• _WORK INSTRUCTION_
Retype the data exactly. Spelling and punctuation stay as they are.

• _INPUT DATA_
*** Block opens ***

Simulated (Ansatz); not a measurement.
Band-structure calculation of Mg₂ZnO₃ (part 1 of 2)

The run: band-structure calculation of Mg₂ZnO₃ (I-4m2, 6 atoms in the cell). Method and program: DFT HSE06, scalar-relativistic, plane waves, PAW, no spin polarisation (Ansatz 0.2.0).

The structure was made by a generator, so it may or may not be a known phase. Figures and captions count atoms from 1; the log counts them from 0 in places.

*** Block closes ***

• _YOUR SOLUTION_
Simulated (Ansatz); not a measurement.
Band-structure calculation of Mg₂ZnO₃ (part 1 of 2)

The run: band-structure calculation of Mg₂ZnO₃ (I-4m2, 6 atoms in the cell). Method and program: DFT HSE06, scalar-relativistic, plane waves, PAW, no spin polarisation (Ansatz 0.2.0).

The structure was made by a generator, so it may or may not be a known phase. Figures and captions count atoms from 1; the log counts them from 0 in places.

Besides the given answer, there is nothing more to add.